→ Activity: All lines of the following material must be written out exactly as they appear.

→ Dataset content:
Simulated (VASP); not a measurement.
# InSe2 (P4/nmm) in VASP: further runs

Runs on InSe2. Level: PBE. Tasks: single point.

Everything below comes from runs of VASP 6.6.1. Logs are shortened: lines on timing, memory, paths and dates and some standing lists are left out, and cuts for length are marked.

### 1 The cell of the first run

→ Exercise response:
Simulated (VASP); not a measurement.
# InSe2 (P4/nmm) in VASP: further runs

Runs on InSe2. Level: PBE. Tasks: single point.

Everything below comes from runs of VASP 6.6.1. Logs are shortened: lines on timing, memory, paths and dates and some standing lists are left out, and cuts for length are marked.

### 1 The cell of the first run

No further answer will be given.